◆ **DATASET EXCERPTS**
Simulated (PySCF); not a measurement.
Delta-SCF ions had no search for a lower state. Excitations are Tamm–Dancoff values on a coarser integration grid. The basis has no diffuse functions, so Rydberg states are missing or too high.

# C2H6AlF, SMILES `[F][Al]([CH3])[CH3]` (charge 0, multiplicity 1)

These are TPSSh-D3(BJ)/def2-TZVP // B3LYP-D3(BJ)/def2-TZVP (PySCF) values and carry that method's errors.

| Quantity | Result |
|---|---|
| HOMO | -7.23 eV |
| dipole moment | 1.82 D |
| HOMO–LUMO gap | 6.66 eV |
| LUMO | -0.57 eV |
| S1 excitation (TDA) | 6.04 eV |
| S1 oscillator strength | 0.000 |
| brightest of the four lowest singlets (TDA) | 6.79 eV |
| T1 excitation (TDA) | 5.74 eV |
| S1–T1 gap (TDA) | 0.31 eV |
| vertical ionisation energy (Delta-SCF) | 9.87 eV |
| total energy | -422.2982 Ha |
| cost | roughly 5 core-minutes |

◆ **TASK ITEM**
Copy every record verbatim.

◆ **WRITTEN RESPONSE**
Simulated (PySCF); not a measurement.
Delta-SCF ions had no search for a lower state. Excitations are Tamm–Dancoff values on a coarser integration grid. The basis has no diffuse functions, so Rydberg states are missing or too high.

# C2H6AlF, SMILES `[F][Al]([CH3])[CH3]` (charge 0, multiplicity 1)

These are TPSSh-D3(BJ)/def2-TZVP // B3LYP-D3(BJ)/def2-TZVP (PySCF) values and carry that method's errors.

| Quantity | Result |
|---|---|
| HOMO | -7.23 eV |
| dipole moment | 1.82 D |
| HOMO–LUMO gap | 6.66 eV |
| LUMO | -0.57 eV |
| S1 excitation (TDA) | 6.04 eV |
| S1 oscillator strength | 0.000 |
| brightest of the four lowest singlets (TDA) | 6.79 eV |
| T1 excitation (TDA) | 5.74 eV |
| S1–T1 gap (TDA) | 0.31 eV |
| vertical ionisation energy (Delta-SCF) | 9.87 eV |
| total energy | -422.2982 Ha |
| cost | roughly 5 core-minutes |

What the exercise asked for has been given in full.